- _Assigned task_
After finding the line containing "Model: multi-fluid Helmholtz-energy" below, please output that line and each following one through the line containing "there an azeotrope?", exactly as written.

- _Given records_
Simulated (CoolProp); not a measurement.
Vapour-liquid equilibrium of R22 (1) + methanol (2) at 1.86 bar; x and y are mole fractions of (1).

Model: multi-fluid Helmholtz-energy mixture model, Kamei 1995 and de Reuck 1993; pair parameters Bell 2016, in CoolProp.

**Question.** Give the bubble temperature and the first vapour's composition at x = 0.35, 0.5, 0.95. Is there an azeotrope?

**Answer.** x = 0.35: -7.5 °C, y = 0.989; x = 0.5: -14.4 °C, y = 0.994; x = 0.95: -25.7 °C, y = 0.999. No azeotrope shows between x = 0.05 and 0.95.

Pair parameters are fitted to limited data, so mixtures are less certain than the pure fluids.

- _Answer space_
Model: multi-fluid Helmholtz-energy mixture model, Kamei 1995 and de Reuck 1993; pair parameters Bell 2016, in CoolProp.

**Question.** Give the bubble temperature and the first vapour's composition at x = 0.35, 0.5, 0.95. Is there an azeotrope?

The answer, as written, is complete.